Work task: Only one stretch of the listing below is wanted. Begin at the line that has "C2, H5 | 2 | ? |", stop after the line that has "- ¹J(C1,H5) = 126.8", and repeat every line in between exactly.

————————
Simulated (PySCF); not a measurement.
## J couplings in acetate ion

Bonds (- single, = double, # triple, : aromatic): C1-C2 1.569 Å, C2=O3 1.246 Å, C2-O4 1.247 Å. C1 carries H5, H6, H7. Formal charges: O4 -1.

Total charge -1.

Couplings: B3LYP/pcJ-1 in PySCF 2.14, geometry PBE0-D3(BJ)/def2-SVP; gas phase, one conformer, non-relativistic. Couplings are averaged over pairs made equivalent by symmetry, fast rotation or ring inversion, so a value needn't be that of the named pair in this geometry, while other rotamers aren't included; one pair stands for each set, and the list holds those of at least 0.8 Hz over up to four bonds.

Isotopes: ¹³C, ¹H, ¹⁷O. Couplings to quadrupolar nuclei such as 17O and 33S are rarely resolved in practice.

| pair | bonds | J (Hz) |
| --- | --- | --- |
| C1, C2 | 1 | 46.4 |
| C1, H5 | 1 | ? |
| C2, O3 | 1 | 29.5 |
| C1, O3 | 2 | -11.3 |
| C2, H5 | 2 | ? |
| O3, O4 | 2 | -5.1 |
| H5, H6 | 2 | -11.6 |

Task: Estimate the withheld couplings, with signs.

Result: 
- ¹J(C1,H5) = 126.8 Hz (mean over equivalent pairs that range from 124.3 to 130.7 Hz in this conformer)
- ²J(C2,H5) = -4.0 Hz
————————

Exercise response:
| C2, H5 | 2 | ? |
| O3, O4 | 2 | -5.1 |
| H5, H6 | 2 | -11.6 |

Task: Estimate the withheld couplings, with signs.

Result: 
- ¹J(C1,H5) = 126.8 Hz (mean over equivalent pairs that range from 124.3 to 130.7 Hz in this conformer)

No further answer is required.